**Action item**: Each line from the start of the entries through the line that contains "Q: Compare two" should be output exactly, please.

--

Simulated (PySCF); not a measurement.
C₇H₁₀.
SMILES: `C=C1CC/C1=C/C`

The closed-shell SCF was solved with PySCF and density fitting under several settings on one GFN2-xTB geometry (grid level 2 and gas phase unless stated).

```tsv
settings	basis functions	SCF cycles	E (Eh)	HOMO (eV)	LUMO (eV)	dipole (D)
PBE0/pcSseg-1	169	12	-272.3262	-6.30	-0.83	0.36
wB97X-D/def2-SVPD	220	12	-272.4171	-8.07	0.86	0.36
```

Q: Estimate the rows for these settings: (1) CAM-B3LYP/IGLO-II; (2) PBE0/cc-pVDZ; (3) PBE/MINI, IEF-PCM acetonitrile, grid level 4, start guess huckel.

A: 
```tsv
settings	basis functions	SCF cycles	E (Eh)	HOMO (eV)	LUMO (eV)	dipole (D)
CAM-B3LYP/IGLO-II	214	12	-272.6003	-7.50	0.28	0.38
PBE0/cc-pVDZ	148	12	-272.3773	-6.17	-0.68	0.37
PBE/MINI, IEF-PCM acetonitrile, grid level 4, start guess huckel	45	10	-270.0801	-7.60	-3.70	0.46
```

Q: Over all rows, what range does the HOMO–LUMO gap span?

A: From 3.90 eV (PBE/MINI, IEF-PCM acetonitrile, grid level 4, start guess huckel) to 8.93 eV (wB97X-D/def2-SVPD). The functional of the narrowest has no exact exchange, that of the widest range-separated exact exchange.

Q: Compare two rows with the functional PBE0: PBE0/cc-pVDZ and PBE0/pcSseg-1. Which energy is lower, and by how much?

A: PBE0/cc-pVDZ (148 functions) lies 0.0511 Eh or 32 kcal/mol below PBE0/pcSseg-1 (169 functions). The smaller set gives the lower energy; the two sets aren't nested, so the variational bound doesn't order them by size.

--

**Exercise solution**:
Simulated (PySCF); not a measurement.
C₇H₁₀.
SMILES: `C=C1CC/C1=C/C`

The closed-shell SCF was solved with PySCF and density fitting under several settings on one GFN2-xTB geometry (grid level 2 and gas phase unless stated).

```tsv
settings	basis functions	SCF cycles	E (Eh)	HOMO (eV)	LUMO (eV)	dipole (D)
PBE0/pcSseg-1	169	12	-272.3262	-6.30	-0.83	0.36
wB97X-D/def2-SVPD	220	12	-272.4171	-8.07	0.86	0.36
```

Q: Estimate the rows for these settings: (1) CAM-B3LYP/IGLO-II; (2) PBE0/cc-pVDZ; (3) PBE/MINI, IEF-PCM acetonitrile, grid level 4, start guess huckel.

A: 
```tsv
settings	basis functions	SCF cycles	E (Eh)	HOMO (eV)	LUMO (eV)	dipole (D)
CAM-B3LYP/IGLO-II	214	12	-272.6003	-7.50	0.28	0.38
PBE0/cc-pVDZ	148	12	-272.3773	-6.17	-0.68	0.37
PBE/MINI, IEF-PCM acetonitrile, grid level 4, start guess huckel	45	10	-270.0801	-7.60	-3.70	0.46
```

Q: Over all rows, what range does the HOMO–LUMO gap span?

A: From 3.90 eV (PBE/MINI, IEF-PCM acetonitrile, grid level 4, start guess huckel) to 8.93 eV (wB97X-D/def2-SVPD). The functional of the narrowest has no exact exchange, that of the widest range-separated exact exchange.

Q: Compare two rows with the functional PBE0: PBE0/cc-pVDZ and PBE0/pcSseg-1. Which energy is lower, and by how much?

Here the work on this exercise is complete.